WORK TASK –
Repeat all of the entries, please, keeping each line exact.

+ + + + +

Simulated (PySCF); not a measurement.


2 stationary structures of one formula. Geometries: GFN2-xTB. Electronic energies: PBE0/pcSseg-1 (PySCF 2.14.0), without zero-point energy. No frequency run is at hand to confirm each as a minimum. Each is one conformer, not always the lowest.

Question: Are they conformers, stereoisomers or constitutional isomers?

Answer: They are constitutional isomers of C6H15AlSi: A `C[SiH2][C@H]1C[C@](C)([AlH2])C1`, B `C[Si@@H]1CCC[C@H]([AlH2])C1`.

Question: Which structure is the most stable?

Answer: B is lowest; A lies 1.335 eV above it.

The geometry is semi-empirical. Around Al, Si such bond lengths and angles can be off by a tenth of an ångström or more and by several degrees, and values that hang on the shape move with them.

+ + + + +

WRITTEN RESPONSE –
Simulated (PySCF); not a measurement.


2 stationary structures of one formula. Geometries: GFN2-xTB. Electronic energies: PBE0/pcSseg-1 (PySCF 2.14.0), without zero-point energy. No frequency run is at hand to confirm each as a minimum. Each is one conformer, not always the lowest.

Question: Are they conformers, stereoisomers or constitutional isomers?

Answer: They are constitutional isomers of C6H15AlSi: A `C[SiH2][C@H]1C[C@](C)([AlH2])C1`, B `C[Si@@H]1CCC[C@H]([AlH2])C1`.

Question: Which structure is the most stable?

Answer: B is lowest; A lies 1.335 eV above it.

The geometry is semi-empirical. Around Al, Si such bond lengths and angles can be off by a tenth of an ångström or more and by several degrees, and values that hang on the shape move with them.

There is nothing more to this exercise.